-- Record excerpts --
——————————

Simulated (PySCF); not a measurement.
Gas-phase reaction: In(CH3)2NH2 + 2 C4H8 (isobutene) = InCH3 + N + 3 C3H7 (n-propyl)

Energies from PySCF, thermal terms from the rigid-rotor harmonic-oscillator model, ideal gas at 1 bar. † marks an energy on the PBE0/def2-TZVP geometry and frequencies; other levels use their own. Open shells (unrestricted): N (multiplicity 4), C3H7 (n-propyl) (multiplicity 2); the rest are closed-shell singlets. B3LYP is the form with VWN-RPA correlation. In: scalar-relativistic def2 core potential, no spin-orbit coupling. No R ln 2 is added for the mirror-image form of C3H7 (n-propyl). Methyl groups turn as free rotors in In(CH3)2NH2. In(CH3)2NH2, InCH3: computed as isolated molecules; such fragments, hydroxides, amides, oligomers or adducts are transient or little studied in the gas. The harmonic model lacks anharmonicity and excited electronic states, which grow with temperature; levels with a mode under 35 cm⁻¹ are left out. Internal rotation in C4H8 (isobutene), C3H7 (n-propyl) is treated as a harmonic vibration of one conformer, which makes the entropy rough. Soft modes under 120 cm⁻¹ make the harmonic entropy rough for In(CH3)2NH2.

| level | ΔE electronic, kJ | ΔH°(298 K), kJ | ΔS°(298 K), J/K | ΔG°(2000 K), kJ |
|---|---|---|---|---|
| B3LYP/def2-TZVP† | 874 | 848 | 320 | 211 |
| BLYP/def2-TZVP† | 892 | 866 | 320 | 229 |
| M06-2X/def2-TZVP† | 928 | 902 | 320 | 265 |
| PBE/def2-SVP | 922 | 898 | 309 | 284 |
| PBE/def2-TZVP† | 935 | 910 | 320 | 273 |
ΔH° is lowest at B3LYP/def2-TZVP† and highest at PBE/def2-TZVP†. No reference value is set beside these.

——————————

Starting at the line above that contains "320 | 229 |", write out each line exactly until the line that contains "320 | 273 |" has been written, and stop there.

| BLYP/def2-TZVP† | 892 | 866 | 320 | 229 |
| M06-2X/def2-TZVP† | 928 | 902 | 320 | 265 |
| PBE/def2-SVP | 922 | 898 | 309 | 284 |
| PBE/def2-TZVP† | 935 | 910 | 320 | 273 |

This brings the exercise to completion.